Among the entries that follow, the required portion opens with the line containing "a free direction." and closes with the line containing "Q: How did the". Give that portion again exactly, and nothing else.

##### DATA TO EXAMINE #####

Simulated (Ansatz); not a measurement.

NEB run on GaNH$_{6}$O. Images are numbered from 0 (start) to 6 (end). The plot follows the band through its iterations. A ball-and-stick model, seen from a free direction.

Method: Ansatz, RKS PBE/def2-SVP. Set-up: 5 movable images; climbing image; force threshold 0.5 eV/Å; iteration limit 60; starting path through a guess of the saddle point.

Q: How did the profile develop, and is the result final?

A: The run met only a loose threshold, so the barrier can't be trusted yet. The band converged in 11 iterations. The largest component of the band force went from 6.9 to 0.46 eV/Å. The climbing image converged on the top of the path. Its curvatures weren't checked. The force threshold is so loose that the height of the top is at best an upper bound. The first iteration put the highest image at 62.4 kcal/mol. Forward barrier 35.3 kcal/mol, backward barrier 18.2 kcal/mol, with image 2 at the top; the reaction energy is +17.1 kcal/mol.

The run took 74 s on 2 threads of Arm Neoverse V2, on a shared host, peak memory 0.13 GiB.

#####

- **TASK RESPONSE**:
NEB run on GaNH$_{6}$O. Images are numbered from 0 (start) to 6 (end). The plot follows the band through its iterations. A ball-and-stick model, seen from a free direction.

Method: Ansatz, RKS PBE/def2-SVP. Set-up: 5 movable images; climbing image; force threshold 0.5 eV/Å; iteration limit 60; starting path through a guess of the saddle point.

Q: How did the profile develop, and is the result final?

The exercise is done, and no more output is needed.